[Records supplied]
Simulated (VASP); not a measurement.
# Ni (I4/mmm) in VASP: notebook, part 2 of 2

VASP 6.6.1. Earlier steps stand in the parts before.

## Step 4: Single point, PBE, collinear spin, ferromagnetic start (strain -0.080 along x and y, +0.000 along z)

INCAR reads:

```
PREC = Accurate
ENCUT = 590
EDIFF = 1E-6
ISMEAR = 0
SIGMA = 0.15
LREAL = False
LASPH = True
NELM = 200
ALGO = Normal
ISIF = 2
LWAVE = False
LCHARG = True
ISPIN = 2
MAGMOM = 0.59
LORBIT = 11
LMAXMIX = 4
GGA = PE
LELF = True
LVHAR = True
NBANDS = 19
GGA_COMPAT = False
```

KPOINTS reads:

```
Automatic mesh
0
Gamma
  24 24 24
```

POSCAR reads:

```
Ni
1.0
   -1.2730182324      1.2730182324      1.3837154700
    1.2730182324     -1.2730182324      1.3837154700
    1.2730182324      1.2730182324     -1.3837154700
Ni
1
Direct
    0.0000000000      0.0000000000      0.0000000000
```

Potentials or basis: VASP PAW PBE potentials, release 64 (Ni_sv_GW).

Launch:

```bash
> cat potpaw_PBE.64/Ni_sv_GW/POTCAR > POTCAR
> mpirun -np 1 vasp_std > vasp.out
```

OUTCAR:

[Assigned task] What you give back must match the material exactly, beginning with its first line and ending with the line holding "Potentials or basis: VASP".

[Response box]
Simulated (VASP); not a measurement.
# Ni (I4/mmm) in VASP: notebook, part 2 of 2

VASP 6.6.1. Earlier steps stand in the parts before.

## Step 4: Single point, PBE, collinear spin, ferromagnetic start (strain -0.080 along x and y, +0.000 along z)

INCAR reads:

```
PREC = Accurate
ENCUT = 590
EDIFF = 1E-6
ISMEAR = 0
SIGMA = 0.15
LREAL = False
LASPH = True
NELM = 200
ALGO = Normal
ISIF = 2
LWAVE = False
LCHARG = True
ISPIN = 2
MAGMOM = 0.59
LORBIT = 11
LMAXMIX = 4
GGA = PE
LELF = True
LVHAR = True
NBANDS = 19
GGA_COMPAT = False
```

KPOINTS reads:

```
Automatic mesh
0
Gamma
  24 24 24
```

POSCAR reads:

```
Ni
1.0
   -1.2730182324      1.2730182324      1.3837154700
    1.2730182324     -1.2730182324      1.3837154700
    1.2730182324      1.2730182324     -1.3837154700
Ni
1
Direct
    0.0000000000      0.0000000000      0.0000000000
```

Potentials or basis: VASP PAW PBE potentials, release 64 (Ni_sv_GW).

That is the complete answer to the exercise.